● **Work item**: All of the data below should be written out again exactly.

Top of Provided information
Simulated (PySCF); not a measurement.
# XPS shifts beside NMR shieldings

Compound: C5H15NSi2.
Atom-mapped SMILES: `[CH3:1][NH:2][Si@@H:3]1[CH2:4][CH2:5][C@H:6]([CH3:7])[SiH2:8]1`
Bottom of Provided information

● **Task solution**:
Simulated (PySCF); not a measurement.
# XPS shifts beside NMR shieldings

Compound: C5H15NSi2.
Atom-mapped SMILES: `[CH3:1][NH:2][Si@@H:3]1[CH2:4][CH2:5][C@H:6]([CH3:7])[SiH2:8]1`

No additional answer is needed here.